Exercise: Exact reproduction required: the lines below from the line with "Unscaled harmonic wavenumbers" to the line with "1.080 times those of B3LYP-D3(BJ)/def2-TZVP.", both ends included, and no others.

Extracted records:
########

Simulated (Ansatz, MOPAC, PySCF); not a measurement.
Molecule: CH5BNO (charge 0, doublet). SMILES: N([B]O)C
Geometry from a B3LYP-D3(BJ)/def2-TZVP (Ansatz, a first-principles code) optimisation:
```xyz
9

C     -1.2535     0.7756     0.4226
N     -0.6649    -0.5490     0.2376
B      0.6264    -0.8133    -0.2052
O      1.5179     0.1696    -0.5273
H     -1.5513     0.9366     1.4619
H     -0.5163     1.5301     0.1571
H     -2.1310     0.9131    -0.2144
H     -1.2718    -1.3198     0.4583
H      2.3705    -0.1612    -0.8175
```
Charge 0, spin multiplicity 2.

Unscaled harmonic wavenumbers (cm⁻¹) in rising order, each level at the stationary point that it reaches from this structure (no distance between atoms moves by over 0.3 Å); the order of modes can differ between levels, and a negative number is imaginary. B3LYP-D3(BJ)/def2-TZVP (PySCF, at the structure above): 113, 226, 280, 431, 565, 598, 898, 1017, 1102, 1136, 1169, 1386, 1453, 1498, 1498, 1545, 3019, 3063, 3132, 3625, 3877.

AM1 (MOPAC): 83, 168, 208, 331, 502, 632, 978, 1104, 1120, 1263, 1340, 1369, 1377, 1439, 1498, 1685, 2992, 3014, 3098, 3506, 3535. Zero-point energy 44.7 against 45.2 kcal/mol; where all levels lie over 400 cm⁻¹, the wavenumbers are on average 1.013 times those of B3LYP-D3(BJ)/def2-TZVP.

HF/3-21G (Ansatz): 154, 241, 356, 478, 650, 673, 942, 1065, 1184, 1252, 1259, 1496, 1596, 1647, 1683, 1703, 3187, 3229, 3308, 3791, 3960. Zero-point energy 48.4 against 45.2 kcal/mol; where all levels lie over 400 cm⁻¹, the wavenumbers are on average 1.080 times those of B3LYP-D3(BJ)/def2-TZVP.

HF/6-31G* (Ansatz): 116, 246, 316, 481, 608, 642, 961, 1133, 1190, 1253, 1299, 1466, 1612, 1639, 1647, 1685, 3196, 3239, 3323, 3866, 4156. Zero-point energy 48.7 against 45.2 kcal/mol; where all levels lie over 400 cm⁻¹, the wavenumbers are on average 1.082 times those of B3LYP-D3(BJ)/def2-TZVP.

########

Response box:
Unscaled harmonic wavenumbers (cm⁻¹) in rising order, each level at the stationary point that it reaches from this structure (no distance between atoms moves by over 0.3 Å); the order of modes can differ between levels, and a negative number is imaginary. B3LYP-D3(BJ)/def2-TZVP (PySCF, at the structure above): 113, 226, 280, 431, 565, 598, 898, 1017, 1102, 1136, 1169, 1386, 1453, 1498, 1498, 1545, 3019, 3063, 3132, 3625, 3877.

AM1 (MOPAC): 83, 168, 208, 331, 502, 632, 978, 1104, 1120, 1263, 1340, 1369, 1377, 1439, 1498, 1685, 2992, 3014, 3098, 3506, 3535. Zero-point energy 44.7 against 45.2 kcal/mol; where all levels lie over 400 cm⁻¹, the wavenumbers are on average 1.013 times those of B3LYP-D3(BJ)/def2-TZVP.

HF/3-21G (Ansatz): 154, 241, 356, 478, 650, 673, 942, 1065, 1184, 1252, 1259, 1496, 1596, 1647, 1683, 1703, 3187, 3229, 3308, 3791, 3960. Zero-point energy 48.4 against 45.2 kcal/mol; where all levels lie over 400 cm⁻¹, the wavenumbers are on average 1.080 times those of B3LYP-D3(BJ)/def2-TZVP.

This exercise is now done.